_Dataset entries_
***
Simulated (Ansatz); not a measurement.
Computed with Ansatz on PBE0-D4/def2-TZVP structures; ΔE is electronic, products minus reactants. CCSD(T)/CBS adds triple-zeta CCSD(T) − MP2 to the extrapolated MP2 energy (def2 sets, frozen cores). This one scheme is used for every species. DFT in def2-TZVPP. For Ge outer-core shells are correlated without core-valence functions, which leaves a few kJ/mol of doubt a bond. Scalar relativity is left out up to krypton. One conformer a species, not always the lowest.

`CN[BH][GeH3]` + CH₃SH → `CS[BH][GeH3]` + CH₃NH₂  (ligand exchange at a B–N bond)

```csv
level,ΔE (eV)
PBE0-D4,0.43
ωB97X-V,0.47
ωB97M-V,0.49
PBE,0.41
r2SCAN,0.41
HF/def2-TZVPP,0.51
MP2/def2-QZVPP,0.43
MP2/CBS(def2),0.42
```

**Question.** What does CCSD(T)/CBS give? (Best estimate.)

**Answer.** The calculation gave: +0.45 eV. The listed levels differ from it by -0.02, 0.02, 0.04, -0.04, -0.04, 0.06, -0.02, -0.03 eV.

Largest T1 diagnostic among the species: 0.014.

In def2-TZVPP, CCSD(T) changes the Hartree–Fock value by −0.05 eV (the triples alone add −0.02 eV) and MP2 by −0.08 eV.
***

_Assignment_
The whole listing should be transcribed word for word.

_Answer box_
Simulated (Ansatz); not a measurement.
Computed with Ansatz on PBE0-D4/def2-TZVP structures; ΔE is electronic, products minus reactants. CCSD(T)/CBS adds triple-zeta CCSD(T) − MP2 to the extrapolated MP2 energy (def2 sets, frozen cores). This one scheme is used for every species. DFT in def2-TZVPP. For Ge outer-core shells are correlated without core-valence functions, which leaves a few kJ/mol of doubt a bond. Scalar relativity is left out up to krypton. One conformer a species, not always the lowest.

`CN[BH][GeH3]` + CH₃SH → `CS[BH][GeH3]` + CH₃NH₂  (ligand exchange at a B–N bond)

```csv
level,ΔE (eV)
PBE0-D4,0.43
ωB97X-V,0.47
ωB97M-V,0.49
PBE,0.41
r2SCAN,0.41
HF/def2-TZVPP,0.51
MP2/def2-QZVPP,0.43
MP2/CBS(def2),0.42
```

**Question.** What does CCSD(T)/CBS give? (Best estimate.)

**Answer.** The calculation gave: +0.45 eV. The listed levels differ from it by -0.02, 0.02, 0.04, -0.04, -0.04, 0.06, -0.02, -0.03 eV.

Largest T1 diagnostic among the species: 0.014.

In def2-TZVPP, CCSD(T) changes the Hartree–Fock value by −0.05 eV (the triples alone add −0.02 eV) and MP2 by −0.08 eV.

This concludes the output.